*ASSIGNED TASK*: Exactly the lines from the opening of the data through the line containing "Estimate the pressure." should be reproduced, please, with nothing added.

:::

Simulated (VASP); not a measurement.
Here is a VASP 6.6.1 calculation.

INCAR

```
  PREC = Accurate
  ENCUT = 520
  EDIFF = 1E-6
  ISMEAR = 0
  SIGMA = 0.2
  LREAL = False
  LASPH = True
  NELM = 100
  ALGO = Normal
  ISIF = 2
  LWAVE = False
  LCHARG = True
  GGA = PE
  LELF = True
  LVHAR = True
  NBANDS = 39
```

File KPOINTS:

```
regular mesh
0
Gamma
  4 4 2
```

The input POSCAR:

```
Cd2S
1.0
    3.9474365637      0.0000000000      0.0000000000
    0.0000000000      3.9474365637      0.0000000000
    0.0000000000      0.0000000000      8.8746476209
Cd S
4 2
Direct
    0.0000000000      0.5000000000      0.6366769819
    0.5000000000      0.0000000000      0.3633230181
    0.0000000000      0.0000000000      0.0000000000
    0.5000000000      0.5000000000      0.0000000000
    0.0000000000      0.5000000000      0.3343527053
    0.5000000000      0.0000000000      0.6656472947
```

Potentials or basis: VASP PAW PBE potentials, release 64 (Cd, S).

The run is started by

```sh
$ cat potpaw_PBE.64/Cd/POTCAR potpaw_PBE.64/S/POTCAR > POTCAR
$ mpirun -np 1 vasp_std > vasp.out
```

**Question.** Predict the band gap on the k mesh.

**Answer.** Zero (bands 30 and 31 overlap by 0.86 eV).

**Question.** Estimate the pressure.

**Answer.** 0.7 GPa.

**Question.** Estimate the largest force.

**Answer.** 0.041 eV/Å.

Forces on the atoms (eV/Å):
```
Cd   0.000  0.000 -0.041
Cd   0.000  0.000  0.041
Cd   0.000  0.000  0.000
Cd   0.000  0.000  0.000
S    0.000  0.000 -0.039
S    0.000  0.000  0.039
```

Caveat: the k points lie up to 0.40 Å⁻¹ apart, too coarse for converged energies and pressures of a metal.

:::

*WRITTEN SOLUTION*:
Simulated (VASP); not a measurement.
Here is a VASP 6.6.1 calculation.

INCAR

```
  PREC = Accurate
  ENCUT = 520
  EDIFF = 1E-6
  ISMEAR = 0
  SIGMA = 0.2
  LREAL = False
  LASPH = True
  NELM = 100
  ALGO = Normal
  ISIF = 2
  LWAVE = False
  LCHARG = True
  GGA = PE
  LELF = True
  LVHAR = True
  NBANDS = 39
```

File KPOINTS:

```
regular mesh
0
Gamma
  4 4 2
```

The input POSCAR:

```
Cd2S
1.0
    3.9474365637      0.0000000000      0.0000000000
    0.0000000000      3.9474365637      0.0000000000
    0.0000000000      0.0000000000      8.8746476209
Cd S
4 2
Direct
    0.0000000000      0.5000000000      0.6366769819
    0.5000000000      0.0000000000      0.3633230181
    0.0000000000      0.0000000000      0.0000000000
    0.5000000000      0.5000000000      0.0000000000
    0.0000000000      0.5000000000      0.3343527053
    0.5000000000      0.0000000000      0.6656472947
```

Potentials or basis: VASP PAW PBE potentials, release 64 (Cd, S).

The run is started by

```sh
$ cat potpaw_PBE.64/Cd/POTCAR potpaw_PBE.64/S/POTCAR > POTCAR
$ mpirun -np 1 vasp_std > vasp.out
```

**Question.** Predict the band gap on the k mesh.

**Answer.** Zero (bands 30 and 31 overlap by 0.86 eV).

**Question.** Estimate the pressure.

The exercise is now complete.